__Data provided__:
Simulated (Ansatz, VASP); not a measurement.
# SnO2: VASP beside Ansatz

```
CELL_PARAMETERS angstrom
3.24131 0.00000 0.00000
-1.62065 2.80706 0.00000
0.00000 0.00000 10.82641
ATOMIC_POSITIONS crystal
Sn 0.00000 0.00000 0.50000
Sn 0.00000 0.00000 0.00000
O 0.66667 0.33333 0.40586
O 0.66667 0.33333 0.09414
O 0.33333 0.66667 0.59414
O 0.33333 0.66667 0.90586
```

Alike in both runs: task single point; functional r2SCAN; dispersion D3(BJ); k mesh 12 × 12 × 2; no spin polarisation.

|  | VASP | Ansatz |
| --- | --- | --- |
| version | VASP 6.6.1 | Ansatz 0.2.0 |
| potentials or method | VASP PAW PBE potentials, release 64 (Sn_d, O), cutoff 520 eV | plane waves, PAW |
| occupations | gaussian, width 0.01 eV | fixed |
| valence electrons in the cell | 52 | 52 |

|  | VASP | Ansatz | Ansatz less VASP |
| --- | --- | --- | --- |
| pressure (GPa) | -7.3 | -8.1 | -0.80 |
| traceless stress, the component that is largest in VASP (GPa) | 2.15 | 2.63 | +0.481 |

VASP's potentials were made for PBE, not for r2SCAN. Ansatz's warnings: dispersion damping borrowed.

__Task item__: Please repeat all the records above exactly as they appear.

__Solution__:
Simulated (Ansatz, VASP); not a measurement.
# SnO2: VASP beside Ansatz

```
CELL_PARAMETERS angstrom
3.24131 0.00000 0.00000
-1.62065 2.80706 0.00000
0.00000 0.00000 10.82641
ATOMIC_POSITIONS crystal
Sn 0.00000 0.00000 0.50000
Sn 0.00000 0.00000 0.00000
O 0.66667 0.33333 0.40586
O 0.66667 0.33333 0.09414
O 0.33333 0.66667 0.59414
O 0.33333 0.66667 0.90586
```

Alike in both runs: task single point; functional r2SCAN; dispersion D3(BJ); k mesh 12 × 12 × 2; no spin polarisation.

|  | VASP | Ansatz |
| --- | --- | --- |
| version | VASP 6.6.1 | Ansatz 0.2.0 |
| potentials or method | VASP PAW PBE potentials, release 64 (Sn_d, O), cutoff 520 eV | plane waves, PAW |
| occupations | gaussian, width 0.01 eV | fixed |
| valence electrons in the cell | 52 | 52 |

|  | VASP | Ansatz | Ansatz less VASP |
| --- | --- | --- | --- |
| pressure (GPa) | -7.3 | -8.1 | -0.80 |
| traceless stress, the component that is largest in VASP (GPa) | 2.15 | 2.63 | +0.481 |

VASP's potentials were made for PBE, not for r2SCAN. Ansatz's warnings: dispersion damping borrowed.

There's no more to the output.